▶ _Work task_
What you return has to match the listing below line for line.

▶ _Entries supplied_
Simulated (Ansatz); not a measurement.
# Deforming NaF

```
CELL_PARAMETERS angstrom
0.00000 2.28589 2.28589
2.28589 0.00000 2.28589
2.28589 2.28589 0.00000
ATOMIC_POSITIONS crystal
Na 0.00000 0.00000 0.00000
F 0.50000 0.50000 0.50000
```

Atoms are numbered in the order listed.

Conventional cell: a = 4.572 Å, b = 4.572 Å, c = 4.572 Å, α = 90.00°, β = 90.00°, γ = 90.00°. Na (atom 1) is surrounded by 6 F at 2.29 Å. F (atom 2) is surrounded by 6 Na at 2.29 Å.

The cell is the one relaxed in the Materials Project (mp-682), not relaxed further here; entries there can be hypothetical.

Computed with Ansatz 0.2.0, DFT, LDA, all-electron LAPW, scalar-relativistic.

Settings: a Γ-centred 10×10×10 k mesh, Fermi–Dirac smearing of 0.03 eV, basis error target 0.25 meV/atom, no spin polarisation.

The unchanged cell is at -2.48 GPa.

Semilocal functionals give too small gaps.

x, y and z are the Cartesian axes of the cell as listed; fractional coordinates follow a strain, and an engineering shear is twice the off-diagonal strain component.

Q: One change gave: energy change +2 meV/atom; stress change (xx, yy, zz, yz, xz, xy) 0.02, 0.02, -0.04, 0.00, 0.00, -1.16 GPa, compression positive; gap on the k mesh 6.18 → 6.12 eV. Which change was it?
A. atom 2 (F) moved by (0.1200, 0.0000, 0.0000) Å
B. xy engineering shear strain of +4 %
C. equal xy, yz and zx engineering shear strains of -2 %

▶ _Response_
Simulated (Ansatz); not a measurement.
# Deforming NaF

```
CELL_PARAMETERS angstrom
0.00000 2.28589 2.28589
2.28589 0.00000 2.28589
2.28589 2.28589 0.00000
ATOMIC_POSITIONS crystal
Na 0.00000 0.00000 0.00000
F 0.50000 0.50000 0.50000
```

Atoms are numbered in the order listed.

Conventional cell: a = 4.572 Å, b = 4.572 Å, c = 4.572 Å, α = 90.00°, β = 90.00°, γ = 90.00°. Na (atom 1) is surrounded by 6 F at 2.29 Å. F (atom 2) is surrounded by 6 Na at 2.29 Å.

The cell is the one relaxed in the Materials Project (mp-682), not relaxed further here; entries there can be hypothetical.

Computed with Ansatz 0.2.0, DFT, LDA, all-electron LAPW, scalar-relativistic.

Settings: a Γ-centred 10×10×10 k mesh, Fermi–Dirac smearing of 0.03 eV, basis error target 0.25 meV/atom, no spin polarisation.

The unchanged cell is at -2.48 GPa.

Semilocal functionals give too small gaps.

x, y and z are the Cartesian axes of the cell as listed; fractional coordinates follow a strain, and an engineering shear is twice the off-diagonal strain component.

Q: One change gave: energy change +2 meV/atom; stress change (xx, yy, zz, yz, xz, xy) 0.02, 0.02, -0.04, 0.00, 0.00, -1.16 GPa, compression positive; gap on the k mesh 6.18 → 6.12 eV. Which change was it?
A. atom 2 (F) moved by (0.1200, 0.0000, 0.0000) Å
B. xy engineering shear strain of +4 %
C. equal xy, yz and zx engineering shear strains of -2 %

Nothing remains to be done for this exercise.